Work instruction: Only one stretch of the listing below is wanted. Begin at the line that has "Error in the", stop after the line that has "Which is which?", and repeat every line in between exactly.

(Given entries begins)
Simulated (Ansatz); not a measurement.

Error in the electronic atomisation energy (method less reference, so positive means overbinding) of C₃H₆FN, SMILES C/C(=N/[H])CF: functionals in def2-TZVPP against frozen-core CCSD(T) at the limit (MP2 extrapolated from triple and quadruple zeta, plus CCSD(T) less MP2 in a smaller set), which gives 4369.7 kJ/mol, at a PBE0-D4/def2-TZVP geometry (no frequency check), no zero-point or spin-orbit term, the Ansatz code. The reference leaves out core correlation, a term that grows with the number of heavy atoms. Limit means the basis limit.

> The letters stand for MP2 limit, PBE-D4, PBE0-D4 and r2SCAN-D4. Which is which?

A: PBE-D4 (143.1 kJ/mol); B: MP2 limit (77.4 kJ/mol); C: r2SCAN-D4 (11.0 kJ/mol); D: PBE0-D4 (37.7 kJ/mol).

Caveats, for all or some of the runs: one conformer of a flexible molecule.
(Given entries ends)

Exercise solution:
Error in the electronic atomisation energy (method less reference, so positive means overbinding) of C₃H₆FN, SMILES C/C(=N/[H])CF: functionals in def2-TZVPP against frozen-core CCSD(T) at the limit (MP2 extrapolated from triple and quadruple zeta, plus CCSD(T) less MP2 in a smaller set), which gives 4369.7 kJ/mol, at a PBE0-D4/def2-TZVP geometry (no frequency check), no zero-point or spin-orbit term, the Ansatz code. The reference leaves out core correlation, a term that grows with the number of heavy atoms. Limit means the basis limit.

> The letters stand for MP2 limit, PBE-D4, PBE0-D4 and r2SCAN-D4. Which is which?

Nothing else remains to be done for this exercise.